DATA FOR ANALYSIS |
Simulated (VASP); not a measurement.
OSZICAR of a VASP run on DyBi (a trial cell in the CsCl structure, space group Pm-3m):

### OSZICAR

BRIEF |
An exact reproduction of all the records is required.

WORKED SOLUTION |
Simulated (VASP); not a measurement.
OSZICAR of a VASP run on DyBi (a trial cell in the CsCl structure, space group Pm-3m):

### OSZICAR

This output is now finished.